• [Work instruction]:
Reproduce exactly the opening lines of the listing, stopping after the line that contains "The run warned: orbitally" and including it.

-----

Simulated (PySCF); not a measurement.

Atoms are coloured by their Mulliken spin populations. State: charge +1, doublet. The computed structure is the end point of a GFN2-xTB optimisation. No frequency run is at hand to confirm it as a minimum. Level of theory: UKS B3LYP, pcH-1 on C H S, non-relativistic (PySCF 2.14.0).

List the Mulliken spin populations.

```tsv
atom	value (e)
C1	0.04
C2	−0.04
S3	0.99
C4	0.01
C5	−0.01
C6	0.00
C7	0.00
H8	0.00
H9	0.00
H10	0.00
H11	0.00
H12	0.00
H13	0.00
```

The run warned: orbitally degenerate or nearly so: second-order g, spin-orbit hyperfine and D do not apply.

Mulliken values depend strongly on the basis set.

-----

• [Your solution]:
Simulated (PySCF); not a measurement.

Atoms are coloured by their Mulliken spin populations. State: charge +1, doublet. The computed structure is the end point of a GFN2-xTB optimisation. No frequency run is at hand to confirm it as a minimum. Level of theory: UKS B3LYP, pcH-1 on C H S, non-relativistic (PySCF 2.14.0).

List the Mulliken spin populations.

```tsv
atom	value (e)
C1	0.04
C2	−0.04
S3	0.99
C4	0.01
C5	−0.01
C6	0.00
C7	0.00
H8	0.00
H9	0.00
H10	0.00
H11	0.00
H12	0.00
H13	0.00
```

The run warned: orbitally degenerate or nearly so: second-order g, spin-orbit hyperfine and D do not apply.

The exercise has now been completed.